**Work request:** Each line below should be restated exactly, with nothing dropped.

++++ Listed entries

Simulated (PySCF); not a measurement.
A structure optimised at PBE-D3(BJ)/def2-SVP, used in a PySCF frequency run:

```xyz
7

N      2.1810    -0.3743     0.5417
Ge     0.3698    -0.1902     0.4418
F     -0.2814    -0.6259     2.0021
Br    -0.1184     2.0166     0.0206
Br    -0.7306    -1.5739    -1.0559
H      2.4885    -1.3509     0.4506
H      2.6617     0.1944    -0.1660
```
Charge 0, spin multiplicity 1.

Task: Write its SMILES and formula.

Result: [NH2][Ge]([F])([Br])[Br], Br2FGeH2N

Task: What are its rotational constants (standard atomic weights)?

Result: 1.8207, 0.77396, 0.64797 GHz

++++++++

**Exercise result:**
Simulated (PySCF); not a measurement.
A structure optimised at PBE-D3(BJ)/def2-SVP, used in a PySCF frequency run:

```xyz
7

N      2.1810    -0.3743     0.5417
Ge     0.3698    -0.1902     0.4418
F     -0.2814    -0.6259     2.0021
Br    -0.1184     2.0166     0.0206
Br    -0.7306    -1.5739    -1.0559
H      2.4885    -1.3509     0.4506
H      2.6617     0.1944    -0.1660
```
Charge 0, spin multiplicity 1.

Task: Write its SMILES and formula.

Result: [NH2][Ge]([F])([Br])[Br], Br2FGeH2N

Task: What are its rotational constants (standard atomic weights)?

Result: 1.8207, 0.77396, 0.64797 GHz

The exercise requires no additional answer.